Supplied material »
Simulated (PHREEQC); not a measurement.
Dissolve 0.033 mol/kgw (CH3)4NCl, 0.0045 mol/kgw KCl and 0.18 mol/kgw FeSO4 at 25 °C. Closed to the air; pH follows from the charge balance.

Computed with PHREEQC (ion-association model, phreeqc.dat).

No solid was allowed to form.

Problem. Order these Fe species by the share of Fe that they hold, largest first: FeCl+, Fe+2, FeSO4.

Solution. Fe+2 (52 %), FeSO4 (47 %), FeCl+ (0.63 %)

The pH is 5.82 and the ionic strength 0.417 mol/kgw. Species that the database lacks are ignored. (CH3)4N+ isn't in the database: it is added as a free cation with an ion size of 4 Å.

Exercise » Quote the records above from their first line through the line containing "No solid was allowed to form.", both ends included.

Answer area »
Simulated (PHREEQC); not a measurement.
Dissolve 0.033 mol/kgw (CH3)4NCl, 0.0045 mol/kgw KCl and 0.18 mol/kgw FeSO4 at 25 °C. Closed to the air; pH follows from the charge balance.

Computed with PHREEQC (ion-association model, phreeqc.dat).

No solid was allowed to form.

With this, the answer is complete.